Exercise: Every line below between the one holding "Theory: DFT PBEsol, scalar-relativistic, plane" and the one holding "5 inner image(s), climbing", inclusive, should be copied exactly, and no other line.

== Data records ==

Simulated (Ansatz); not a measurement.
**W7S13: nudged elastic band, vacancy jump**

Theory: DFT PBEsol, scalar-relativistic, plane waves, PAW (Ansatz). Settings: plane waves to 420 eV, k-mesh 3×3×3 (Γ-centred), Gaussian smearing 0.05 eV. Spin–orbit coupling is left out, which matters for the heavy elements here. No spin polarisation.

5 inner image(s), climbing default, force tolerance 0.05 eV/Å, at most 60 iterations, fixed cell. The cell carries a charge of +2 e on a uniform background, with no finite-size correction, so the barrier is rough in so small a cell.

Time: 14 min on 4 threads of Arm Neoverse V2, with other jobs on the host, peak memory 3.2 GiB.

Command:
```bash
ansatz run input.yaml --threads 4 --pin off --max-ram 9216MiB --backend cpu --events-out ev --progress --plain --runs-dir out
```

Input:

===

Written reply:
Theory: DFT PBEsol, scalar-relativistic, plane waves, PAW (Ansatz). Settings: plane waves to 420 eV, k-mesh 3×3×3 (Γ-centred), Gaussian smearing 0.05 eV. Spin–orbit coupling is left out, which matters for the heavy elements here. No spin polarisation.

5 inner image(s), climbing default, force tolerance 0.05 eV/Å, at most 60 iterations, fixed cell. The cell carries a charge of +2 e on a uniform background, with no finite-size correction, so the barrier is rough in so small a cell.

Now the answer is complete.